=== Action item ===
After reading the entries below, copy word for word the lines from the first through the line containing "Method: TDDFT PBE0/def2-SVPD, vertical, gas", and stop there.

Segment Open

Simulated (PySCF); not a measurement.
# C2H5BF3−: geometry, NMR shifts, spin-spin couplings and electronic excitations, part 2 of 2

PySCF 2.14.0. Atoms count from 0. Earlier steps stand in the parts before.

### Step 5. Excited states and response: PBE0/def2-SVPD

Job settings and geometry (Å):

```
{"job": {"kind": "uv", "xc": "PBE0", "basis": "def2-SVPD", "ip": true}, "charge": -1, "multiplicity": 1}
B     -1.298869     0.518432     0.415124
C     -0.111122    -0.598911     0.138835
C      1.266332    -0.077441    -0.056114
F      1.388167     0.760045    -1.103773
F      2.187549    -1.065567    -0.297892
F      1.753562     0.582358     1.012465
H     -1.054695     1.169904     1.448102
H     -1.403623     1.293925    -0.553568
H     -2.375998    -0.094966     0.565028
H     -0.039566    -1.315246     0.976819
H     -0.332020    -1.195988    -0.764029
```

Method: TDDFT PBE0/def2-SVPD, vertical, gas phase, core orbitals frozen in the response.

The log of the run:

Segment Closed

=== Answer section ===
Simulated (PySCF); not a measurement.
# C2H5BF3−: geometry, NMR shifts, spin-spin couplings and electronic excitations, part 2 of 2

PySCF 2.14.0. Atoms count from 0. Earlier steps stand in the parts before.

### Step 5. Excited states and response: PBE0/def2-SVPD

Job settings and geometry (Å):

```
{"job": {"kind": "uv", "xc": "PBE0", "basis": "def2-SVPD", "ip": true}, "charge": -1, "multiplicity": 1}
B     -1.298869     0.518432     0.415124
C     -0.111122    -0.598911     0.138835
C      1.266332    -0.077441    -0.056114
F      1.388167     0.760045    -1.103773
F      2.187549    -1.065567    -0.297892
F      1.753562     0.582358     1.012465
H     -1.054695     1.169904     1.448102
H     -1.403623     1.293925    -0.553568
H     -2.375998    -0.094966     0.565028
H     -0.039566    -1.315246     0.976819
H     -0.332020    -1.195988    -0.764029
```

Method: TDDFT PBE0/def2-SVPD, vertical, gas phase, core orbitals frozen in the response.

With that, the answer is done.